Work task
Return, word for word, only the lines of the data below that lie between the line with "and atoms |" and the line with "the relaxation end?", those two lines included.

Dataset records
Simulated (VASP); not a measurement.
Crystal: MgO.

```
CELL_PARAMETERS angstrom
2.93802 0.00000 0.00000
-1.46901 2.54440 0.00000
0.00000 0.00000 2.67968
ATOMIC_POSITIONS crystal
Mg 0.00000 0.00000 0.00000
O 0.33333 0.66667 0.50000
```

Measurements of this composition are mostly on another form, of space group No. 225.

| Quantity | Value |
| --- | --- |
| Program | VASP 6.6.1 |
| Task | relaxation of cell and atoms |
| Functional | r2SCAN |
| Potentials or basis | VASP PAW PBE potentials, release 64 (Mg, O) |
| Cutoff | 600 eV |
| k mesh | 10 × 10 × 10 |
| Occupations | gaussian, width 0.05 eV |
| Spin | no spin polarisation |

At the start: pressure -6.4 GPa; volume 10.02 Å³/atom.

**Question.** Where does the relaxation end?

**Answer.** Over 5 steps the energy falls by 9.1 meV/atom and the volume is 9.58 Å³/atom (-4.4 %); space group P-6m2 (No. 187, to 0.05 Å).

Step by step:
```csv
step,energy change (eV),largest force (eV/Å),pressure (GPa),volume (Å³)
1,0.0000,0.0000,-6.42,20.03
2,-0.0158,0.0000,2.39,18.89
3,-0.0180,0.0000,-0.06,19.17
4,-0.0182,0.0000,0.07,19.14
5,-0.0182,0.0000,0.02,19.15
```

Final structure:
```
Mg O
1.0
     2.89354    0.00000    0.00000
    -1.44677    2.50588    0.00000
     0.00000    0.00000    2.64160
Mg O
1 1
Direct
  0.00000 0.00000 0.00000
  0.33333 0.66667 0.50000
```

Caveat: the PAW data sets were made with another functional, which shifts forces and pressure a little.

Written answer
| Task | relaxation of cell and atoms |
| Functional | r2SCAN |
| Potentials or basis | VASP PAW PBE potentials, release 64 (Mg, O) |
| Cutoff | 600 eV |
| k mesh | 10 × 10 × 10 |
| Occupations | gaussian, width 0.05 eV |
| Spin | no spin polarisation |

At the start: pressure -6.4 GPa; volume 10.02 Å³/atom.

**Question.** Where does the relaxation end?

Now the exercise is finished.